*** DATA PROVIDED
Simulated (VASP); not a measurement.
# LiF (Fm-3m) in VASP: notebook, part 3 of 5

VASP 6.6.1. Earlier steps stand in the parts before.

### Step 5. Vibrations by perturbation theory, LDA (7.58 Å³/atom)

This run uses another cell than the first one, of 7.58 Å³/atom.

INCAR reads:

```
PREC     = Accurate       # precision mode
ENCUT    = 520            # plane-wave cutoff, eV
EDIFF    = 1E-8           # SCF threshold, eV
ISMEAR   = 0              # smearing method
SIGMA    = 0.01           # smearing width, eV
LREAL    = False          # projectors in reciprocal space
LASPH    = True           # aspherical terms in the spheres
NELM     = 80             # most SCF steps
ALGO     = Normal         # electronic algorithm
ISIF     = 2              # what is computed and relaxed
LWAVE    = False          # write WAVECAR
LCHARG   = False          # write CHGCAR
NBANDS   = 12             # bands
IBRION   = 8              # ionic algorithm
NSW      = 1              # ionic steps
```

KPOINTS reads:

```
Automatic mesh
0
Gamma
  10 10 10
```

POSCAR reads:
******

§ **WORK TASK**
Retype all of the material above. Do not alter a single word.

§ **EXERCISE ANSWER**
Simulated (VASP); not a measurement.
# LiF (Fm-3m) in VASP: notebook, part 3 of 5

VASP 6.6.1. Earlier steps stand in the parts before.

### Step 5. Vibrations by perturbation theory, LDA (7.58 Å³/atom)

This run uses another cell than the first one, of 7.58 Å³/atom.

INCAR reads:

```
PREC     = Accurate       # precision mode
ENCUT    = 520            # plane-wave cutoff, eV
EDIFF    = 1E-8           # SCF threshold, eV
ISMEAR   = 0              # smearing method
SIGMA    = 0.01           # smearing width, eV
LREAL    = False          # projectors in reciprocal space
LASPH    = True           # aspherical terms in the spheres
NELM     = 80             # most SCF steps
ALGO     = Normal         # electronic algorithm
ISIF     = 2              # what is computed and relaxed
LWAVE    = False          # write WAVECAR
LCHARG   = False          # write CHGCAR
NBANDS   = 12             # bands
IBRION   = 8              # ionic algorithm
NSW      = 1              # ionic steps
```

KPOINTS reads:

```
Automatic mesh
0
Gamma
  10 10 10
```

POSCAR reads:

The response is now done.